Data excerpts —
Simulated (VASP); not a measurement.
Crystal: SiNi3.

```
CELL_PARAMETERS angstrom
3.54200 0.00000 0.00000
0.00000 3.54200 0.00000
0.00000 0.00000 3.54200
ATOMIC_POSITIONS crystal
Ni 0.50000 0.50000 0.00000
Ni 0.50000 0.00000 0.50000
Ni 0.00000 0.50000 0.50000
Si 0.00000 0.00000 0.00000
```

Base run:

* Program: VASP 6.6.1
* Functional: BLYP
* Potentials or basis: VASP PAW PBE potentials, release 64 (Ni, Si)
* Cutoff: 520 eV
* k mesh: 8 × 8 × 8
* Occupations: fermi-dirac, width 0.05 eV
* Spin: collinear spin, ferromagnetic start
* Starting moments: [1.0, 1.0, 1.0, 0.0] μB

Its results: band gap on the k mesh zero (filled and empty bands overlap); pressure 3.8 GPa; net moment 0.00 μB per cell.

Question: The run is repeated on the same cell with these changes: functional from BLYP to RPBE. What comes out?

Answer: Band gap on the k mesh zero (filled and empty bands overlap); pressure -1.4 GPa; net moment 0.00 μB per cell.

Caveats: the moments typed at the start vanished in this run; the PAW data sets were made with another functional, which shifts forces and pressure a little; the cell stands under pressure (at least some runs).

Work task —
Each line from the top of the material above, through the one that contains "Program: VASP 6.6.1", should be restated word for word.

Task result —
Simulated (VASP); not a measurement.
Crystal: SiNi3.

```
CELL_PARAMETERS angstrom
3.54200 0.00000 0.00000
0.00000 3.54200 0.00000
0.00000 0.00000 3.54200
ATOMIC_POSITIONS crystal
Ni 0.50000 0.50000 0.00000
Ni 0.50000 0.00000 0.50000
Ni 0.00000 0.50000 0.50000
Si 0.00000 0.00000 0.00000
```

Base run:

* Program: VASP 6.6.1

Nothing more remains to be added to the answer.